REQUIREMENT
Send back the records in full, character for character.

DATA RECORDS
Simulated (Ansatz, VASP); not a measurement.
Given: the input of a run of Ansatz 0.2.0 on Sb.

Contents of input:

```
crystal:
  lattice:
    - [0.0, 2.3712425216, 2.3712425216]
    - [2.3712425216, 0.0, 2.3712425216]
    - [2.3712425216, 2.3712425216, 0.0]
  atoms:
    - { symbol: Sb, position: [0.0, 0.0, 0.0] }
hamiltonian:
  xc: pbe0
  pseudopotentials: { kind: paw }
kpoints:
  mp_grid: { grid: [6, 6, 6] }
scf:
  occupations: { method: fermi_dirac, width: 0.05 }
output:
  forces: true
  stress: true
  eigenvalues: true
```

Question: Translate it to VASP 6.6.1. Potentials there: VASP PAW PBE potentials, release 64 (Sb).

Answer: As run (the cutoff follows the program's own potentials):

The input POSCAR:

SOLUTION
Simulated (Ansatz, VASP); not a measurement.
Given: the input of a run of Ansatz 0.2.0 on Sb.

Contents of input:

```
crystal:
  lattice:
    - [0.0, 2.3712425216, 2.3712425216]
    - [2.3712425216, 0.0, 2.3712425216]
    - [2.3712425216, 2.3712425216, 0.0]
  atoms:
    - { symbol: Sb, position: [0.0, 0.0, 0.0] }
hamiltonian:
  xc: pbe0
  pseudopotentials: { kind: paw }
kpoints:
  mp_grid: { grid: [6, 6, 6] }
scf:
  occupations: { method: fermi_dirac, width: 0.05 }
output:
  forces: true
  stress: true
  eigenvalues: true
```

Question: Translate it to VASP 6.6.1. Potentials there: VASP PAW PBE potentials, release 64 (Sb).

Answer: As run (the cutoff follows the program's own potentials):

The input POSCAR:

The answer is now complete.